* **Source data**
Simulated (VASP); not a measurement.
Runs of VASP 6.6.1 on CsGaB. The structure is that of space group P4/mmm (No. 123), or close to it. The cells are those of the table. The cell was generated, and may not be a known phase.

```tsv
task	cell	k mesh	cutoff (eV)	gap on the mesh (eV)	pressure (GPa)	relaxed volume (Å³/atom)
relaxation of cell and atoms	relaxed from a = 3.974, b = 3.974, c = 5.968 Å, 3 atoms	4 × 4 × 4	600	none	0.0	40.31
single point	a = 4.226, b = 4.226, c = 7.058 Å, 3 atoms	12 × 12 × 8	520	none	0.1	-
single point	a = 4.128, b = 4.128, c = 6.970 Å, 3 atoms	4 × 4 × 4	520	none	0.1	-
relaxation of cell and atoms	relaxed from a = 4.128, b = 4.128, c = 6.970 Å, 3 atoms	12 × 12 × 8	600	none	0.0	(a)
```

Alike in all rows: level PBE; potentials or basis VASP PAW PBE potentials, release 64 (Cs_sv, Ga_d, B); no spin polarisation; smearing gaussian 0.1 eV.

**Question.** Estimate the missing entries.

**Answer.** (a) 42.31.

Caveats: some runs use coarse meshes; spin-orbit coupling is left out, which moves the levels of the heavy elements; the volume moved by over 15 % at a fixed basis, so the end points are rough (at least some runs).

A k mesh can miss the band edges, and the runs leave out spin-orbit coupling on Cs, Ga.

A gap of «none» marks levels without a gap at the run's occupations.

* **Work order**
Please restate, word for word, the lines of the entries that run from the first line through the one holding "A k mesh can", and add nothing.

* **Answer area**
Simulated (VASP); not a measurement.
Runs of VASP 6.6.1 on CsGaB. The structure is that of space group P4/mmm (No. 123), or close to it. The cells are those of the table. The cell was generated, and may not be a known phase.

```tsv
task	cell	k mesh	cutoff (eV)	gap on the mesh (eV)	pressure (GPa)	relaxed volume (Å³/atom)
relaxation of cell and atoms	relaxed from a = 3.974, b = 3.974, c = 5.968 Å, 3 atoms	4 × 4 × 4	600	none	0.0	40.31
single point	a = 4.226, b = 4.226, c = 7.058 Å, 3 atoms	12 × 12 × 8	520	none	0.1	-
single point	a = 4.128, b = 4.128, c = 6.970 Å, 3 atoms	4 × 4 × 4	520	none	0.1	-
relaxation of cell and atoms	relaxed from a = 4.128, b = 4.128, c = 6.970 Å, 3 atoms	12 × 12 × 8	600	none	0.0	(a)
```

Alike in all rows: level PBE; potentials or basis VASP PAW PBE potentials, release 64 (Cs_sv, Ga_d, B); no spin polarisation; smearing gaussian 0.1 eV.

**Question.** Estimate the missing entries.

**Answer.** (a) 42.31.

Caveats: some runs use coarse meshes; spin-orbit coupling is left out, which moves the levels of the heavy elements; the volume moved by over 15 % at a fixed basis, so the end points are rough (at least some runs).

A k mesh can miss the band edges, and the runs leave out spin-orbit coupling on Cs, Ga.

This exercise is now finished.